============
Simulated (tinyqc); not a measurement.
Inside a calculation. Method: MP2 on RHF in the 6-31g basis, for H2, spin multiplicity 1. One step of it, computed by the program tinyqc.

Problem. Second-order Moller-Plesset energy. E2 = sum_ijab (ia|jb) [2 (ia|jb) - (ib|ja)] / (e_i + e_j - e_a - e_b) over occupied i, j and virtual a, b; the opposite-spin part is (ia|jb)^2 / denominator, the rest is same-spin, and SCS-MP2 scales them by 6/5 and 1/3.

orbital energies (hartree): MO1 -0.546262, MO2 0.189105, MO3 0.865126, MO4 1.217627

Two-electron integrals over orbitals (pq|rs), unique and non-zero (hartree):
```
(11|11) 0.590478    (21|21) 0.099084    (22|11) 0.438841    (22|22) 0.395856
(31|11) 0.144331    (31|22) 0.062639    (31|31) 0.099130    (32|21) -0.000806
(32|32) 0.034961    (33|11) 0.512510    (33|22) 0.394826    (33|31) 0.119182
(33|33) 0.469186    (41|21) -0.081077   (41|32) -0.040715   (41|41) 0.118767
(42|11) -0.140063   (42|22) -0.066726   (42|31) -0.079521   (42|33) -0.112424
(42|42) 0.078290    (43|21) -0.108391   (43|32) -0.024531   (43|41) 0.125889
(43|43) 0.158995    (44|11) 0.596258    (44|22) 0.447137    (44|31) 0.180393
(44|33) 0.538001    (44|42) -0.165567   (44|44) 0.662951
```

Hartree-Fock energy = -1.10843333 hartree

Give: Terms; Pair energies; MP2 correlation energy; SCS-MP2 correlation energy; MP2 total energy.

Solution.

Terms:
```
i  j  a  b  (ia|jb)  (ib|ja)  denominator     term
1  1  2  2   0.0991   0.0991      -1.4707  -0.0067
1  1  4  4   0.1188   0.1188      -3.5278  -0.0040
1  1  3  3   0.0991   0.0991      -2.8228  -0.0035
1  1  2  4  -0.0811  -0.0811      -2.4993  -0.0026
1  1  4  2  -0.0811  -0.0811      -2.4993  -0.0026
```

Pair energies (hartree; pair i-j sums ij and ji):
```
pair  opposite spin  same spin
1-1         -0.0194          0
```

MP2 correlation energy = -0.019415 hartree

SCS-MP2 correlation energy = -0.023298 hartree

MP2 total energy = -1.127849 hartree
============

> [ASSIGNED TASK]
Set down precisely the lines above between the line holding "MP2 correlation energy = -0.019415 hartree" and the line holding "SCS-MP2 correlation energy = -0.023298", inclusive, and nothing beyond them.

> [RESPONSE BOX]
MP2 correlation energy = -0.019415 hartree

SCS-MP2 correlation energy = -0.023298 hartree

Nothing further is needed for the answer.